### Task item
When the line containing "Task: What does" appears in the data below, begin copying there and stop only after the line containing "Result: Relaxed volume 15.36 Å³/atom.".

### Records shown
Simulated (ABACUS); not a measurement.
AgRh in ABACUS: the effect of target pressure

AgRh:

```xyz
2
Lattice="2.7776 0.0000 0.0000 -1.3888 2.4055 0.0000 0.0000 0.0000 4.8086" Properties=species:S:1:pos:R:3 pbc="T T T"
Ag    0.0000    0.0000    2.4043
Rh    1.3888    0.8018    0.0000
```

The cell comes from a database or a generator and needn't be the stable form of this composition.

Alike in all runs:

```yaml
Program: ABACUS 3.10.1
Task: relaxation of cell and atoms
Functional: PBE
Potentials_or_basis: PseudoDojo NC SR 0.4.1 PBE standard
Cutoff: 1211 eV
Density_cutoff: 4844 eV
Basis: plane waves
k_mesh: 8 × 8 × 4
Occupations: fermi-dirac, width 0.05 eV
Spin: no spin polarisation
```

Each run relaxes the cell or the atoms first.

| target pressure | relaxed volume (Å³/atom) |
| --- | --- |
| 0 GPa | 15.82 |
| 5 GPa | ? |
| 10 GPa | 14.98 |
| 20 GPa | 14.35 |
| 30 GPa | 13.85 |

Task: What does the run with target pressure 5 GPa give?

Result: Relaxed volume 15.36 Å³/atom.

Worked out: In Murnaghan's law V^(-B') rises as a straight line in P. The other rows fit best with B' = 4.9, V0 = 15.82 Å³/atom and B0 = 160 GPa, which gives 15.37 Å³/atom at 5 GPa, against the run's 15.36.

### Exercise answer
Task: What does the run with target pressure 5 GPa give?

Result: Relaxed volume 15.36 Å³/atom.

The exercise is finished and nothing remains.